- - - -
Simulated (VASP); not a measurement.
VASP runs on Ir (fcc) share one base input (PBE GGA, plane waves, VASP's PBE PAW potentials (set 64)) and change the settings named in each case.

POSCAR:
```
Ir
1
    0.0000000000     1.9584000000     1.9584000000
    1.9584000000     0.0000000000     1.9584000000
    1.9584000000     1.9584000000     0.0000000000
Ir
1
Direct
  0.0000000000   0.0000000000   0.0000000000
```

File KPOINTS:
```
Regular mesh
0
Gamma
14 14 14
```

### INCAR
- - - -

## EXERCISE
Return each line of the records above exactly as it reads.

## ANSWER AREA
Simulated (VASP); not a measurement.
VASP runs on Ir (fcc) share one base input (PBE GGA, plane waves, VASP's PBE PAW potentials (set 64)) and change the settings named in each case.

POSCAR:
```
Ir
1
    0.0000000000     1.9584000000     1.9584000000
    1.9584000000     0.0000000000     1.9584000000
    1.9584000000     1.9584000000     0.0000000000
Ir
1
Direct
  0.0000000000   0.0000000000   0.0000000000
```

File KPOINTS:
```
Regular mesh
0
Gamma
14 14 14
```

### INCAR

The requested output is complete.